→ Activity:
Your answer should be the lines below from the one holding "B3–F4 | 716 |" through the one holding "does M06-2X/def2-TZVP give?", copied exactly and with nothing else.

==== Record extracts ====
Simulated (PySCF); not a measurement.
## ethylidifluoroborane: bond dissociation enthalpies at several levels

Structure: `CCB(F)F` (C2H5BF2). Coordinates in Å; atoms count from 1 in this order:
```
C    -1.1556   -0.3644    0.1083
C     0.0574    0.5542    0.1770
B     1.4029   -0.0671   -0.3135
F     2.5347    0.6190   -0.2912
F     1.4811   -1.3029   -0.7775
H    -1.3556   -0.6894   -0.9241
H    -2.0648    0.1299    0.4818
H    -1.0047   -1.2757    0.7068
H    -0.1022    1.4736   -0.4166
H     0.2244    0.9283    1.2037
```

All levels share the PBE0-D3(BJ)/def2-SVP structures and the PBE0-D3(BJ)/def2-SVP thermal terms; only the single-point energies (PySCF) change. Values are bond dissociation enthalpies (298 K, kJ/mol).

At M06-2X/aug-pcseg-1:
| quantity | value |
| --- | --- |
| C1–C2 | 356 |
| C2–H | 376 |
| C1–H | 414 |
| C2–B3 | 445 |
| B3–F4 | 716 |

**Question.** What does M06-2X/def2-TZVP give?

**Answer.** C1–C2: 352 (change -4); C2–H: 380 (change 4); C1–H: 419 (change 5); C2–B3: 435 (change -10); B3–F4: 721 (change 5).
====

→ Written solution:
| B3–F4 | 716 |

**Question.** What does M06-2X/def2-TZVP give?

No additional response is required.